• [Material supplied]
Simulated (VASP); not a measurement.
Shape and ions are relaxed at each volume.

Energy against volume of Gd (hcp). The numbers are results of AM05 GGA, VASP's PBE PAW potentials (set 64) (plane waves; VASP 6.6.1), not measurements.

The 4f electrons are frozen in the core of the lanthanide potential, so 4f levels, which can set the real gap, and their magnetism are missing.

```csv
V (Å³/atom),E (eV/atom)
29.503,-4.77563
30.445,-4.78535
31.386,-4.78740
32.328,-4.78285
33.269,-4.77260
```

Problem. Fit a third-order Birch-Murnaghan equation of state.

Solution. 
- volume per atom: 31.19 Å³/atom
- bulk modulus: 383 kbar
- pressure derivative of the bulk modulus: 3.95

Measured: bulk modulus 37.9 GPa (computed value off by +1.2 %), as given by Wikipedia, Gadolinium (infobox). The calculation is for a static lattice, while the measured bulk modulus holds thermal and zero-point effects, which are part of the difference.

• [Work order] Each entry is to be given again, exactly as it stands.

• [Task output]
Simulated (VASP); not a measurement.
Shape and ions are relaxed at each volume.

Energy against volume of Gd (hcp). The numbers are results of AM05 GGA, VASP's PBE PAW potentials (set 64) (plane waves; VASP 6.6.1), not measurements.

The 4f electrons are frozen in the core of the lanthanide potential, so 4f levels, which can set the real gap, and their magnetism are missing.

```csv
V (Å³/atom),E (eV/atom)
29.503,-4.77563
30.445,-4.78535
31.386,-4.78740
32.328,-4.78285
33.269,-4.77260
```

Problem. Fit a third-order Birch-Murnaghan equation of state.

Solution. 
- volume per atom: 31.19 Å³/atom
- bulk modulus: 383 kbar
- pressure derivative of the bulk modulus: 3.95

Measured: bulk modulus 37.9 GPa (computed value off by +1.2 %), as given by Wikipedia, Gadolinium (infobox). The calculation is for a static lattice, while the measured bulk modulus holds thermal and zero-point effects, which are part of the difference.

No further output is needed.